■ ■ ■ ■
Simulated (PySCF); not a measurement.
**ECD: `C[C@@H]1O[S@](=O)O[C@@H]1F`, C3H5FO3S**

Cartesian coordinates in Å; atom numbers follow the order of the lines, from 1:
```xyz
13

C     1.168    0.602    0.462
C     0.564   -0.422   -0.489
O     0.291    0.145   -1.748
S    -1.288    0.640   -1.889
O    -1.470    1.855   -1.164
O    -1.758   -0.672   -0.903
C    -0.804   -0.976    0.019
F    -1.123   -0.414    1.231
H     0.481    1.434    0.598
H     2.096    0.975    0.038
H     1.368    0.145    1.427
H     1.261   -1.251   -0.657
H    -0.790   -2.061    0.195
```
■ ■ ■ ■

> _WORK ITEM_
Give back each line above precisely as it stands.

> _RESULT_
Simulated (PySCF); not a measurement.
**ECD: `C[C@@H]1O[S@](=O)O[C@@H]1F`, C3H5FO3S**

Cartesian coordinates in Å; atom numbers follow the order of the lines, from 1:
```xyz
13

C     1.168    0.602    0.462
C     0.564   -0.422   -0.489
O     0.291    0.145   -1.748
S    -1.288    0.640   -1.889
O    -1.470    1.855   -1.164
O    -1.758   -0.672   -0.903
C    -0.804   -0.976    0.019
F    -1.123   -0.414    1.231
H     0.481    1.434    0.598
H     2.096    0.975    0.038
H     1.368    0.145    1.427
H     1.261   -1.251   -0.657
H    -0.790   -2.061    0.195
```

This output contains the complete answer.